- **WORK INSTRUCTION**
Stopping right after the line with "Caveats: the PAW", please reproduce the material below exactly from its first line.

Start of Block
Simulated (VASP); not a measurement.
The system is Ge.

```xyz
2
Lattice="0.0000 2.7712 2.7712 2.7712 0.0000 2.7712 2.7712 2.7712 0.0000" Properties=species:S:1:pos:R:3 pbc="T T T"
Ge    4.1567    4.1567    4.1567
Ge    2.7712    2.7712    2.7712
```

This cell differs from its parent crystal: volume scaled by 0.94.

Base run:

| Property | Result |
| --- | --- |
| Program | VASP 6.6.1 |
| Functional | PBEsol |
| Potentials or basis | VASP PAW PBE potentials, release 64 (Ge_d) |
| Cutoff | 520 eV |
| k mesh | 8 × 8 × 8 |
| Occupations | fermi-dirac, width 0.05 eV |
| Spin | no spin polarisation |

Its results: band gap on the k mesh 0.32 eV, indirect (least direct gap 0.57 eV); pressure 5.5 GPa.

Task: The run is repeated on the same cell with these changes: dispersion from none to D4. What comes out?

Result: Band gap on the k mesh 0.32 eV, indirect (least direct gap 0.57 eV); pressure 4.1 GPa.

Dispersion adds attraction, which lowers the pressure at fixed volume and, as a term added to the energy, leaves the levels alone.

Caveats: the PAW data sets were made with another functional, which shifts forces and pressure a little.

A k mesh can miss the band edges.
End of Block

- **EXERCISE ANSWER**
Simulated (VASP); not a measurement.
The system is Ge.

```xyz
2
Lattice="0.0000 2.7712 2.7712 2.7712 0.0000 2.7712 2.7712 2.7712 0.0000" Properties=species:S:1:pos:R:3 pbc="T T T"
Ge    4.1567    4.1567    4.1567
Ge    2.7712    2.7712    2.7712
```

This cell differs from its parent crystal: volume scaled by 0.94.

Base run:

| Property | Result |
| --- | --- |
| Program | VASP 6.6.1 |
| Functional | PBEsol |
| Potentials or basis | VASP PAW PBE potentials, release 64 (Ge_d) |
| Cutoff | 520 eV |
| k mesh | 8 × 8 × 8 |
| Occupations | fermi-dirac, width 0.05 eV |
| Spin | no spin polarisation |

Its results: band gap on the k mesh 0.32 eV, indirect (least direct gap 0.57 eV); pressure 5.5 GPa.

Task: The run is repeated on the same cell with these changes: dispersion from none to D4. What comes out?

Result: Band gap on the k mesh 0.32 eV, indirect (least direct gap 0.57 eV); pressure 4.1 GPa.

Dispersion adds attraction, which lowers the pressure at fixed volume and, as a term added to the energy, leaves the levels alone.

Caveats: the PAW data sets were made with another functional, which shifts forces and pressure a little.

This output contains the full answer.